Task item>
What is wanted is an exact copy of the lines from the top of the listing through the line containing "What can be read from the curves?".

Records supplied>
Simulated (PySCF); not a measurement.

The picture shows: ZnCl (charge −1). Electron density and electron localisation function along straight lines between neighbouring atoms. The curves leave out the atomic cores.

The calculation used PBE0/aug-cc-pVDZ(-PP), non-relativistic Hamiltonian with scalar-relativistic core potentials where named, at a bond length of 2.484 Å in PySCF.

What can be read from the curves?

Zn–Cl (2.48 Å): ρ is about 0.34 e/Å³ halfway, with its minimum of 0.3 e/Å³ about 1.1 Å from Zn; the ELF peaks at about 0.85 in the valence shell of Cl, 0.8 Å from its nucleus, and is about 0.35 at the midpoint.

Response area>
Simulated (PySCF); not a measurement.

The picture shows: ZnCl (charge −1). Electron density and electron localisation function along straight lines between neighbouring atoms. The curves leave out the atomic cores.

The calculation used PBE0/aug-cc-pVDZ(-PP), non-relativistic Hamiltonian with scalar-relativistic core potentials where named, at a bond length of 2.484 Å in PySCF.

What can be read from the curves?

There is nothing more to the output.